§ Dataset excerpts:
+===+
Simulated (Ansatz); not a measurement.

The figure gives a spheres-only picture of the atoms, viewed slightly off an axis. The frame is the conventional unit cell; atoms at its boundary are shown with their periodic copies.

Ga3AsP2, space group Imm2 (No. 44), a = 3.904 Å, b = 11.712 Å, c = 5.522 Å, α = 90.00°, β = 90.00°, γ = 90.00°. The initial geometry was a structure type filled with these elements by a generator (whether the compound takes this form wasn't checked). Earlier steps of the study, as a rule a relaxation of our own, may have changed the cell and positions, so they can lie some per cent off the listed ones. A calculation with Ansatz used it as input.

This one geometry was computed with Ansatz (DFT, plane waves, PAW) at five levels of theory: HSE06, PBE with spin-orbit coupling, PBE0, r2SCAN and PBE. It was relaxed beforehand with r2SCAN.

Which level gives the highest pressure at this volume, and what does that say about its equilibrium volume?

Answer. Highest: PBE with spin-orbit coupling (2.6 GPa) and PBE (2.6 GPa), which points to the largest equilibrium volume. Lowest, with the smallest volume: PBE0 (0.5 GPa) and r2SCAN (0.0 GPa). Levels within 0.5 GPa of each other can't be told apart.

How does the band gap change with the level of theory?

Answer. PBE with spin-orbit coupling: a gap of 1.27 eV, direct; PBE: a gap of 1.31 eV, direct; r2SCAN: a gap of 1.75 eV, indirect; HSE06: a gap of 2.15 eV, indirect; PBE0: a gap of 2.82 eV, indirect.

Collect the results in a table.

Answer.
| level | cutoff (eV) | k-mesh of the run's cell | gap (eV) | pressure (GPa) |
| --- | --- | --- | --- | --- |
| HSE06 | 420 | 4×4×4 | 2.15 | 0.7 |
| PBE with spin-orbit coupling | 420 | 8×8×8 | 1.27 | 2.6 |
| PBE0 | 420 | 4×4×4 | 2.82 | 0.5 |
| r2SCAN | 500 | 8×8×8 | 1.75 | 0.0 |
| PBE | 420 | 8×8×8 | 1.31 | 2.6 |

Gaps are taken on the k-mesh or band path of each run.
+===+

§ Exercise:
Please return exactly the lines from the opening line of the data above through the line with "The figure gives", both included and nothing else.

§ Written answer:
Simulated (Ansatz); not a measurement.

The figure gives a spheres-only picture of the atoms, viewed slightly off an axis. The frame is the conventional unit cell; atoms at its boundary are shown with their periodic copies.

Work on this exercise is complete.